◆ ACTIVITY
Find "-0.671 | -0.943 |" and "Q: For CAM-B3LYP, how" in the records below. Copy the lines holding them and every line between, exactly, and no others.

◆ DATA EXTRACT
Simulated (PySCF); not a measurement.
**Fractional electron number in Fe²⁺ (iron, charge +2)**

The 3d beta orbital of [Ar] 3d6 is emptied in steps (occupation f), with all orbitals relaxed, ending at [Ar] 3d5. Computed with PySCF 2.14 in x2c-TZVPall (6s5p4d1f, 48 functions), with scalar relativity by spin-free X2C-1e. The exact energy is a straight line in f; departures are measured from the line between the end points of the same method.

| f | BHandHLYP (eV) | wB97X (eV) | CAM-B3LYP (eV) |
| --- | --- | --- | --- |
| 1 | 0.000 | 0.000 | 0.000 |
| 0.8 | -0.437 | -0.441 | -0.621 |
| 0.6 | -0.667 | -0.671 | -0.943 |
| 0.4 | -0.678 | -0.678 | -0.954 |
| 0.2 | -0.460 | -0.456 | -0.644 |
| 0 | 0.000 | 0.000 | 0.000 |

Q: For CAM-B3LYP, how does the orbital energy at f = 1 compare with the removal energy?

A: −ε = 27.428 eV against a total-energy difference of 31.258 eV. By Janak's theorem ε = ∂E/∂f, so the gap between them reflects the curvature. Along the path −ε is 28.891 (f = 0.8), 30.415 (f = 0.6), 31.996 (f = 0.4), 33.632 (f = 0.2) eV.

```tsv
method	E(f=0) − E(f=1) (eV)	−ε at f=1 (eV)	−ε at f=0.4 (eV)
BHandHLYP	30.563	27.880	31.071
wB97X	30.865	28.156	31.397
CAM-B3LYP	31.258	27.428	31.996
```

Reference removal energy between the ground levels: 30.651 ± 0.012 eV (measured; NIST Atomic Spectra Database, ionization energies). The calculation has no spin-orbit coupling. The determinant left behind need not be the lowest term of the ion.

◆ WRITTEN SOLUTION
| 0.6 | -0.667 | -0.671 | -0.943 |
| 0.4 | -0.678 | -0.678 | -0.954 |
| 0.2 | -0.460 | -0.456 | -0.644 |
| 0 | 0.000 | 0.000 | 0.000 |

Q: For CAM-B3LYP, how does the orbital energy at f = 1 compare with the removal energy?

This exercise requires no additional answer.